══════

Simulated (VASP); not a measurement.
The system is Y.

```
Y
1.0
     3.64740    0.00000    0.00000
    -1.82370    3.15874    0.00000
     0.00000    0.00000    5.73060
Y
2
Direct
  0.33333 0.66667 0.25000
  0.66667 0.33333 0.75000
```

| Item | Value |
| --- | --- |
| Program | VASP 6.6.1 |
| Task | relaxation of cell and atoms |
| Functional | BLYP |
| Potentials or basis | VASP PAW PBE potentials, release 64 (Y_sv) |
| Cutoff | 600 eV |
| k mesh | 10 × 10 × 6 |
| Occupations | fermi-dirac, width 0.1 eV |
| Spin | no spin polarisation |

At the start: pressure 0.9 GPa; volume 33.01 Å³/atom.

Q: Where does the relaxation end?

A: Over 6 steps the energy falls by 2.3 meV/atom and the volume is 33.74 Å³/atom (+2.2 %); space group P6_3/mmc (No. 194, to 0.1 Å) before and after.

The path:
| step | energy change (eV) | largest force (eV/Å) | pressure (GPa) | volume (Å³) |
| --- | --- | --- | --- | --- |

══════

*Assigned task*: Would you please write out, exactly and with no other lines, the stretch of the listing above from the line containing "width 0.1 eV |" through the line containing "volume (Å³) |"?

*Your solution*:
| Occupations | fermi-dirac, width 0.1 eV |
| Spin | no spin polarisation |

At the start: pressure 0.9 GPa; volume 33.01 Å³/atom.

Q: Where does the relaxation end?

A: Over 6 steps the energy falls by 2.3 meV/atom and the volume is 33.74 Å³/atom (+2.2 %); space group P6_3/mmc (No. 194, to 0.1 Å) before and after.

The path:
| step | energy change (eV) | largest force (eV/Å) | pressure (GPa) | volume (Å³) |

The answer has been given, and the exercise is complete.